= INFORMATION PROVIDED =
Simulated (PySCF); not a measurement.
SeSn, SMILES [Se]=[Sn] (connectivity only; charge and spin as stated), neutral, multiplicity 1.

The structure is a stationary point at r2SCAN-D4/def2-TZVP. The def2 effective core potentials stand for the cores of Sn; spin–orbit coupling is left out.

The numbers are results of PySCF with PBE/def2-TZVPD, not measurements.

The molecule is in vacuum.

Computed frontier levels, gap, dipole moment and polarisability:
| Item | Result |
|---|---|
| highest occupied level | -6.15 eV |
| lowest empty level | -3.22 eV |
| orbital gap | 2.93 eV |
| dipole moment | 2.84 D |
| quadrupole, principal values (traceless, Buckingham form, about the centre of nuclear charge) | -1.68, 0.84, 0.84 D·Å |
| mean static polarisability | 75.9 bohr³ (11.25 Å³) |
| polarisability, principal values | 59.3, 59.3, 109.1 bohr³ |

= WORK ORDER =
Retype the records above exactly, from their first line through the line that contains "(11.25 Å³) |", and stop there.

= TASK RESPONSE =
Simulated (PySCF); not a measurement.
SeSn, SMILES [Se]=[Sn] (connectivity only; charge and spin as stated), neutral, multiplicity 1.

The structure is a stationary point at r2SCAN-D4/def2-TZVP. The def2 effective core potentials stand for the cores of Sn; spin–orbit coupling is left out.

The numbers are results of PySCF with PBE/def2-TZVPD, not measurements.

The molecule is in vacuum.

Computed frontier levels, gap, dipole moment and polarisability:
| Item | Result |
|---|---|
| highest occupied level | -6.15 eV |
| lowest empty level | -3.22 eV |
| orbital gap | 2.93 eV |
| dipole moment | 2.84 D |
| quadrupole, principal values (traceless, Buckingham form, about the centre of nuclear charge) | -1.68, 0.84, 0.84 D·Å |
| mean static polarisability | 75.9 bohr³ (11.25 Å³) |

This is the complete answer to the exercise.